◆ **Assigned task**
Return the lines of the data below exactly. Start at the first and end with the line containing "Left contact: ohmic.".

Data listing Block Start
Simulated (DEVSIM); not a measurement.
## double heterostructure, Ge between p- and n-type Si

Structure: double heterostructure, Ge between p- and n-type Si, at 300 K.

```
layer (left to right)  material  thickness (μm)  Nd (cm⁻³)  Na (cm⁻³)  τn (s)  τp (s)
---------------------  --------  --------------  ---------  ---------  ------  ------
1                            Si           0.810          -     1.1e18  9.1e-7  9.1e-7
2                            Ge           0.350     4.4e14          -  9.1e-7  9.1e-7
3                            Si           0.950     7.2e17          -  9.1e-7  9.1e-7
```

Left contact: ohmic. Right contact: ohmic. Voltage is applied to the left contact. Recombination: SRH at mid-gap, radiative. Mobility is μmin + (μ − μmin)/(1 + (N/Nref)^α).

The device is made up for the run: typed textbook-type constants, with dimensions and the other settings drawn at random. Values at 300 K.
Data listing Block End

◆ **Answer space**
Simulated (DEVSIM); not a measurement.
## double heterostructure, Ge between p- and n-type Si

Structure: double heterostructure, Ge between p- and n-type Si, at 300 K.

```
layer (left to right)  material  thickness (μm)  Nd (cm⁻³)  Na (cm⁻³)  τn (s)  τp (s)
---------------------  --------  --------------  ---------  ---------  ------  ------
1                            Si           0.810          -     1.1e18  9.1e-7  9.1e-7
2                            Ge           0.350     4.4e14          -  9.1e-7  9.1e-7
3                            Si           0.950     7.2e17          -  9.1e-7  9.1e-7
```

Left contact: ohmic. Right contact: ohmic. Voltage is applied to the left contact. Recombination: SRH at mid-gap, radiative. Mobility is μmin + (μ − μmin)/(1 + (N/Nref)^α).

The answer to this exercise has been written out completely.